·····
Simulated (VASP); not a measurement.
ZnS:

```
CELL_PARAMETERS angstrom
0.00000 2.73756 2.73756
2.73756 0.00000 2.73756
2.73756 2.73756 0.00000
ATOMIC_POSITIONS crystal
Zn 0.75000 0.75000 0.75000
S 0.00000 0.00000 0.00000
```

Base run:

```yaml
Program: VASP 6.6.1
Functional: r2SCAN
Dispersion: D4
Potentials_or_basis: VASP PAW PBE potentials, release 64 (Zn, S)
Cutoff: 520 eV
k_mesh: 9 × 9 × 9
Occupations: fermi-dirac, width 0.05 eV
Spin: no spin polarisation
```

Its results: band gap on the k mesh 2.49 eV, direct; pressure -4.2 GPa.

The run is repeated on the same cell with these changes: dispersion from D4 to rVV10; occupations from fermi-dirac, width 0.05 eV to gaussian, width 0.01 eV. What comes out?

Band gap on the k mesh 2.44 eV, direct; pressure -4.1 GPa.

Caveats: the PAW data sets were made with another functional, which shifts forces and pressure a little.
·····

**Task item**
Look through the data above and return exactly the lines from the one that contains "Its results: band" to the one that contains "Band gap on the k mesh 2.44", inclusive, with nothing else.

**Answer section**
Its results: band gap on the k mesh 2.49 eV, direct; pressure -4.2 GPa.

The run is repeated on the same cell with these changes: dispersion from D4 to rVV10; occupations from fermi-dirac, width 0.05 eV to gaussian, width 0.01 eV. What comes out?

Band gap on the k mesh 2.44 eV, direct; pressure -4.1 GPa.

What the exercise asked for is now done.